* * * * * * * * *

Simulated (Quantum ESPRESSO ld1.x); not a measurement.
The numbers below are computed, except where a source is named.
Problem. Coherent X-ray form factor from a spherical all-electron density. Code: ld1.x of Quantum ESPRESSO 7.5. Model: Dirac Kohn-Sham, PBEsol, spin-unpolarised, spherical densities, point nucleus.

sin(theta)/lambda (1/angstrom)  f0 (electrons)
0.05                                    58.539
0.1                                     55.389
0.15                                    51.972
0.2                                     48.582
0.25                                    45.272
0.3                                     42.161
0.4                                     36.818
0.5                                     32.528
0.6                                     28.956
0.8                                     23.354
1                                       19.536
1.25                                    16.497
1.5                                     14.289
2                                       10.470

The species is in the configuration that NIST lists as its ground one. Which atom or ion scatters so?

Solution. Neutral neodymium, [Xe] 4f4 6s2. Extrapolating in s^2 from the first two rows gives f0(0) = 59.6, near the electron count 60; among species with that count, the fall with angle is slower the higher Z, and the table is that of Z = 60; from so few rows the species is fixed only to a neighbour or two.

* * * * * * * * *

◆ Work task: Only the lines from the one containing "The numbers below" through the one containing "The species is in" are to be retyped, both boundary lines included, with no other material.

◆ Response box:
The numbers below are computed, except where a source is named.
Problem. Coherent X-ray form factor from a spherical all-electron density. Code: ld1.x of Quantum ESPRESSO 7.5. Model: Dirac Kohn-Sham, PBEsol, spin-unpolarised, spherical densities, point nucleus.

sin(theta)/lambda (1/angstrom)  f0 (electrons)
0.05                                    58.539
0.1                                     55.389
0.15                                    51.972
0.2                                     48.582
0.25                                    45.272
0.3                                     42.161
0.4                                     36.818
0.5                                     32.528
0.6                                     28.956
0.8                                     23.354
1                                       19.536
1.25                                    16.497
1.5                                     14.289
2                                       10.470

The species is in the configuration that NIST lists as its ground one. Which atom or ion scatters so?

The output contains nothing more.